■ **ACTIVITY**
Restate verbatim the span of lines below between the line with "SrMg6Mo, 8 atoms" and the line with "Potentials or basis: VASP", including those two lines, and only that span.

◆ ◆ ◆ ◆ ◆
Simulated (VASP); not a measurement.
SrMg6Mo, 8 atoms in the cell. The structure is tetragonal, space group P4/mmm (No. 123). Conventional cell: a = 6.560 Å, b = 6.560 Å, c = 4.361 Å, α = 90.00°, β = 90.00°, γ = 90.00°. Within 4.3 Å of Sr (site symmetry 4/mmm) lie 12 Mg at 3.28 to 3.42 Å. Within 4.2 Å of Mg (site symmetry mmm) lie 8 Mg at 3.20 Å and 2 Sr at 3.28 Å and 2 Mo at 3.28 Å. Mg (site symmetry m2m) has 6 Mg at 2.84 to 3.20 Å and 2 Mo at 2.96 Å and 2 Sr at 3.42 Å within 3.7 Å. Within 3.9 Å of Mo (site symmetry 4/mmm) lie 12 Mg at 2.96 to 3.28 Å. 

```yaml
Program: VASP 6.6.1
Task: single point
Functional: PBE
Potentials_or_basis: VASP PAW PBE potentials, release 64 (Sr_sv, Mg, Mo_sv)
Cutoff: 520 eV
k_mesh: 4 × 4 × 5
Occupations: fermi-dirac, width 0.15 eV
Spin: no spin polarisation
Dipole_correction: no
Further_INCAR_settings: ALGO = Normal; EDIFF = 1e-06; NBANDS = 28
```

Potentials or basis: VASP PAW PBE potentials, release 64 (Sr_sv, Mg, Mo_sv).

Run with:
◆ ◆ ◆ ◆ ◆

■ **RESPONSE AREA**
SrMg6Mo, 8 atoms in the cell. The structure is tetragonal, space group P4/mmm (No. 123). Conventional cell: a = 6.560 Å, b = 6.560 Å, c = 4.361 Å, α = 90.00°, β = 90.00°, γ = 90.00°. Within 4.3 Å of Sr (site symmetry 4/mmm) lie 12 Mg at 3.28 to 3.42 Å. Within 4.2 Å of Mg (site symmetry mmm) lie 8 Mg at 3.20 Å and 2 Sr at 3.28 Å and 2 Mo at 3.28 Å. Mg (site symmetry m2m) has 6 Mg at 2.84 to 3.20 Å and 2 Mo at 2.96 Å and 2 Sr at 3.42 Å within 3.7 Å. Within 3.9 Å of Mo (site symmetry 4/mmm) lie 12 Mg at 2.96 to 3.28 Å. 

```yaml
Program: VASP 6.6.1
Task: single point
Functional: PBE
Potentials_or_basis: VASP PAW PBE potentials, release 64 (Sr_sv, Mg, Mo_sv)
Cutoff: 520 eV
k_mesh: 4 × 4 × 5
Occupations: fermi-dirac, width 0.15 eV
Spin: no spin polarisation
Dipole_correction: no
Further_INCAR_settings: ALGO = Normal; EDIFF = 1e-06; NBANDS = 28
```

Potentials or basis: VASP PAW PBE potentials, release 64 (Sr_sv, Mg, Mo_sv).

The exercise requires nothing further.